Brief:
Copy out exactly the lines from the first line of the material below through the line containing "Property | Result |", and nothing beyond them.

------------------------------------------------------------
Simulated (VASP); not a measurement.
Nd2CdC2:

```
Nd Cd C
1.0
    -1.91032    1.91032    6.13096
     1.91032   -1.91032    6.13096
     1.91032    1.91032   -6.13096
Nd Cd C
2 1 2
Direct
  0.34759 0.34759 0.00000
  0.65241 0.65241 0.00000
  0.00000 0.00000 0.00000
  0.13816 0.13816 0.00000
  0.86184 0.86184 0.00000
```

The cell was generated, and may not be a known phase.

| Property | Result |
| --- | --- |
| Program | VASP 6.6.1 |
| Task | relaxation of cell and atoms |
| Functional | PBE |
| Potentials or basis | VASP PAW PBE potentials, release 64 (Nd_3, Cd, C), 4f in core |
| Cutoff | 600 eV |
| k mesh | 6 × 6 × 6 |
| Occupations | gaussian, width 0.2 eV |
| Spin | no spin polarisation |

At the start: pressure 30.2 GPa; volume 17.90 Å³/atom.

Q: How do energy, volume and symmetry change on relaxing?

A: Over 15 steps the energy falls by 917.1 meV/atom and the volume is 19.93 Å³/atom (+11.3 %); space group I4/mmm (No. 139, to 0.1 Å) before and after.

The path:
------------------------------------------------------------

Task result:
Simulated (VASP); not a measurement.
Nd2CdC2:

```
Nd Cd C
1.0
    -1.91032    1.91032    6.13096
     1.91032   -1.91032    6.13096
     1.91032    1.91032   -6.13096
Nd Cd C
2 1 2
Direct
  0.34759 0.34759 0.00000
  0.65241 0.65241 0.00000
  0.00000 0.00000 0.00000
  0.13816 0.13816 0.00000
  0.86184 0.86184 0.00000
```

The cell was generated, and may not be a known phase.

| Property | Result |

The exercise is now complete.